--- Extracted data ---
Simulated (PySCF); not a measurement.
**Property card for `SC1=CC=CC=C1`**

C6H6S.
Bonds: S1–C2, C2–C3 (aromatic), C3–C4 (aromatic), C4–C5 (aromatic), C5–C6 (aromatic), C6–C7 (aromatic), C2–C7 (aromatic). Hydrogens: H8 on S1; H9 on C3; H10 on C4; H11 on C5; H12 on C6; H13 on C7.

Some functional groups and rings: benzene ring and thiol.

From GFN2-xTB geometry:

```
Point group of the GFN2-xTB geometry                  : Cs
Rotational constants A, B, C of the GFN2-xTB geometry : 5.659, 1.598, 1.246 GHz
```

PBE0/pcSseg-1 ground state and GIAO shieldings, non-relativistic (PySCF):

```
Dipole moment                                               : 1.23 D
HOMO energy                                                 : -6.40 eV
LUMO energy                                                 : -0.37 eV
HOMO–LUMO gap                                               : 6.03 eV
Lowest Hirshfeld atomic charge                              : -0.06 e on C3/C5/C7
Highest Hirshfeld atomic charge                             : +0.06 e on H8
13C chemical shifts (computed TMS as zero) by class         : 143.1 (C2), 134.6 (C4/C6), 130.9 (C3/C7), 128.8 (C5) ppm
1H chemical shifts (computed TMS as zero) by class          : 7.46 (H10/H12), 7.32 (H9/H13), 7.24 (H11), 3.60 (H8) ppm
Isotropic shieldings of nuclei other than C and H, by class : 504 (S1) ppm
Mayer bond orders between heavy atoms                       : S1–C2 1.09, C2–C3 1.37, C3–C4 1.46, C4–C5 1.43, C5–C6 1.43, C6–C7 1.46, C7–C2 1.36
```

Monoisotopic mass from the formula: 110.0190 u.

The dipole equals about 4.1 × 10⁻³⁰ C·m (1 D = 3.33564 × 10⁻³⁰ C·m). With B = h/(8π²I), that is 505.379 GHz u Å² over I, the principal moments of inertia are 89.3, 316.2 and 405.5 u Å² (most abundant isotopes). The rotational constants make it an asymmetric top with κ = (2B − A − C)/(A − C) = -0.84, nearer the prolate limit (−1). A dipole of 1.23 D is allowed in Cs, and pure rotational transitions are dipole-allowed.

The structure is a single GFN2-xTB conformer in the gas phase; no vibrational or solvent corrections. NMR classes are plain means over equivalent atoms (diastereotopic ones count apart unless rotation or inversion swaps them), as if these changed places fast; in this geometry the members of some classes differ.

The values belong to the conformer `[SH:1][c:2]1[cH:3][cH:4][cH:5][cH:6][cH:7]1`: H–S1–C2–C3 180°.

--- Brief ---
Since only part of the listing is wanted, copy exactly the lines from the one holding "Monoisotopic mass from" to the one holding "The structure is", both included.

--- Task answer ---
Monoisotopic mass from the formula: 110.0190 u.

The dipole equals about 4.1 × 10⁻³⁰ C·m (1 D = 3.33564 × 10⁻³⁰ C·m). With B = h/(8π²I), that is 505.379 GHz u Å² over I, the principal moments of inertia are 89.3, 316.2 and 405.5 u Å² (most abundant isotopes). The rotational constants make it an asymmetric top with κ = (2B − A − C)/(A − C) = -0.84, nearer the prolate limit (−1). A dipole of 1.23 D is allowed in Cs, and pure rotational transitions are dipole-allowed.

The structure is a single GFN2-xTB conformer in the gas phase; no vibrational or solvent corrections. NMR classes are plain means over equivalent atoms (diastereotopic ones count apart unless rotation or inversion swaps them), as if these changed places fast; in this geometry the members of some classes differ.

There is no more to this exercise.